SOURCE MATERIAL:
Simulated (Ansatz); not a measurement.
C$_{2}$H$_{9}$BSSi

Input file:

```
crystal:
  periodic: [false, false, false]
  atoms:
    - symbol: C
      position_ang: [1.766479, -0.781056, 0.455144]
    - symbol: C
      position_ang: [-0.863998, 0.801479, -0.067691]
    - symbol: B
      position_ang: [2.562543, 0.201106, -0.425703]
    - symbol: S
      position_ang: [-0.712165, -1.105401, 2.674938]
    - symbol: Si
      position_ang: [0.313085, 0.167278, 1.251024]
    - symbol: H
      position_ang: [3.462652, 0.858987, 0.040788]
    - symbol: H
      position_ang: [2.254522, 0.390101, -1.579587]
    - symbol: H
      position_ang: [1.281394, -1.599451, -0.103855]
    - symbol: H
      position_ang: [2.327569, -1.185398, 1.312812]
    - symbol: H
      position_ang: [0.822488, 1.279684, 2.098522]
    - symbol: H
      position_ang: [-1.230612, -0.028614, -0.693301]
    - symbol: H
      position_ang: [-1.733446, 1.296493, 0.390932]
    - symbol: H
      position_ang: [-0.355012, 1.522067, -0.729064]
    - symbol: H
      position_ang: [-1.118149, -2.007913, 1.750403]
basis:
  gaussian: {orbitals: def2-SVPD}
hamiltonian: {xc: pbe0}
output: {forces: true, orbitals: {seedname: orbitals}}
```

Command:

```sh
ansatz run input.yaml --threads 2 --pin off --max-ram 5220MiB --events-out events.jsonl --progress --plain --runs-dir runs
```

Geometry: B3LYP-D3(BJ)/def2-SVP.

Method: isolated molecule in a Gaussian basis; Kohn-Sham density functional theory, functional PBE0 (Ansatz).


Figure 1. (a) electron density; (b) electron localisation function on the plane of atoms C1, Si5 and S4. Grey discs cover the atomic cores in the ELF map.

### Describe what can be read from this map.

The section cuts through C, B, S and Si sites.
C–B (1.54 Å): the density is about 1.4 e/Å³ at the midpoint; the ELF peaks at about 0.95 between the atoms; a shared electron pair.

WORK REQUEST: The stretch of entries above that starts with the line containing "Method: isolated molecule" and goes on through the line containing "The section cuts" is to be transcribed exactly, and no other line is to be transcribed.

TASK RESULT:
Method: isolated molecule in a Gaussian basis; Kohn-Sham density functional theory, functional PBE0 (Ansatz).


Figure 1. (a) electron density; (b) electron localisation function on the plane of atoms C1, Si5 and S4. Grey discs cover the atomic cores in the ELF map.

### Describe what can be read from this map.

The section cuts through C, B, S and Si sites.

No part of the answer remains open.